── Records supplied ──

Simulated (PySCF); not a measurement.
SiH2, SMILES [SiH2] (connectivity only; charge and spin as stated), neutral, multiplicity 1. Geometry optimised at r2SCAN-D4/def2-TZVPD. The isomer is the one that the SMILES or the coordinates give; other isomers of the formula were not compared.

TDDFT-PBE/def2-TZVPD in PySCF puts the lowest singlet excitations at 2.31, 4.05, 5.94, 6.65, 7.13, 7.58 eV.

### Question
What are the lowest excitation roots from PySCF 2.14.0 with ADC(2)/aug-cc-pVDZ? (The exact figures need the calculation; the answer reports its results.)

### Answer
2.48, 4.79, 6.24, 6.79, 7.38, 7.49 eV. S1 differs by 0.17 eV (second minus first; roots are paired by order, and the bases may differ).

───

**Action item:** Retype the records above exactly, from their first line through the line that contains "TDDFT-PBE/def2-TZVPD in PySCF", and stop there.

**Response area:**
Simulated (PySCF); not a measurement.
SiH2, SMILES [SiH2] (connectivity only; charge and spin as stated), neutral, multiplicity 1. Geometry optimised at r2SCAN-D4/def2-TZVPD. The isomer is the one that the SMILES or the coordinates give; other isomers of the formula were not compared.

TDDFT-PBE/def2-TZVPD in PySCF puts the lowest singlet excitations at 2.31, 4.05, 5.94, 6.65, 7.13, 7.58 eV.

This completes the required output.